-- Provided information --
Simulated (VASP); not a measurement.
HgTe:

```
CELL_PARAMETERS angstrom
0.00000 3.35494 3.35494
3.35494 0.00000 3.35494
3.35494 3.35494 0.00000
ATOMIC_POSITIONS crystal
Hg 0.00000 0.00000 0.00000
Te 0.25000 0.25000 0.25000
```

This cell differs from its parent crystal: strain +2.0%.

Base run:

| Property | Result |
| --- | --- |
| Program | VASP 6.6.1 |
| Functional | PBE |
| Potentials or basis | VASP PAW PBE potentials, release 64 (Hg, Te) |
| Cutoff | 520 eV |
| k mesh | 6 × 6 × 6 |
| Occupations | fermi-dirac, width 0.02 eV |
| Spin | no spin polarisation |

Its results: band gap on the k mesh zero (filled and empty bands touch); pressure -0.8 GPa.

-- Work request --
When you answer, return each line of the material exactly as it was written.

-- Your solution --
Simulated (VASP); not a measurement.
HgTe:

```
CELL_PARAMETERS angstrom
0.00000 3.35494 3.35494
3.35494 0.00000 3.35494
3.35494 3.35494 0.00000
ATOMIC_POSITIONS crystal
Hg 0.00000 0.00000 0.00000
Te 0.25000 0.25000 0.25000
```

This cell differs from its parent crystal: strain +2.0%.

Base run:

| Property | Result |
| --- | --- |
| Program | VASP 6.6.1 |
| Functional | PBE |
| Potentials or basis | VASP PAW PBE potentials, release 64 (Hg, Te) |
| Cutoff | 520 eV |
| k mesh | 6 × 6 × 6 |
| Occupations | fermi-dirac, width 0.02 eV |
| Spin | no spin polarisation |

Its results: band gap on the k mesh zero (filled and empty bands touch); pressure -0.8 GPa.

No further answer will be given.